#### SUPPLIED RECORDS:
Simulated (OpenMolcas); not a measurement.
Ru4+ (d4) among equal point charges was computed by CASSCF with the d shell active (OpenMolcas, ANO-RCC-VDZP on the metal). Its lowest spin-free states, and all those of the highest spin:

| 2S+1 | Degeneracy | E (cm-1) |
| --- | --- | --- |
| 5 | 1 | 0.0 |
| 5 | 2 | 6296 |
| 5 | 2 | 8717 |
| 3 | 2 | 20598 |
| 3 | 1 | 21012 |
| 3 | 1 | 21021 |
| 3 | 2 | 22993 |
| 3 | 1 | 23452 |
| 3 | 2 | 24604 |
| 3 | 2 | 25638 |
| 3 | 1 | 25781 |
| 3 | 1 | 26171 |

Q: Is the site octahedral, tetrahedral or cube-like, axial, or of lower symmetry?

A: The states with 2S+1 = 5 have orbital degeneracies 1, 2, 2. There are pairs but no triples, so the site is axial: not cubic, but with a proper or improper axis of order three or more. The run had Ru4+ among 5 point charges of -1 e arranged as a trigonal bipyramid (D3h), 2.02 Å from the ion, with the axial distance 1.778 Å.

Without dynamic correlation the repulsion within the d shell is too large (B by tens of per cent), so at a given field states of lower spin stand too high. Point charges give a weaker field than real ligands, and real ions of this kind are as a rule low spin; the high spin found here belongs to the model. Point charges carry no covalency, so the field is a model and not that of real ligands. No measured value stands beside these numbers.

#### TASK ITEM:
Everything starting at the line containing "1 | 21012 |" and ending at the line containing "Q: Is the site" in the records above should be repeated exactly, and only that.

#### TASK OUTPUT:
| 3 | 1 | 21012 |
| 3 | 1 | 21021 |
| 3 | 2 | 22993 |
| 3 | 1 | 23452 |
| 3 | 2 | 24604 |
| 3 | 2 | 25638 |
| 3 | 1 | 25781 |
| 3 | 1 | 26171 |

Q: Is the site octahedral, tetrahedral or cube-like, axial, or of lower symmetry?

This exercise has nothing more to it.